======== DATA SUPPLIED ========

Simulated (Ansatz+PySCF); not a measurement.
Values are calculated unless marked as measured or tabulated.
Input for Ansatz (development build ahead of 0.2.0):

========

In full and without error, transcribe the listing.

WRITTEN REPLY:
Simulated (Ansatz+PySCF); not a measurement.
Values are calculated unless marked as measured or tabulated.
Input for Ansatz (development build ahead of 0.2.0):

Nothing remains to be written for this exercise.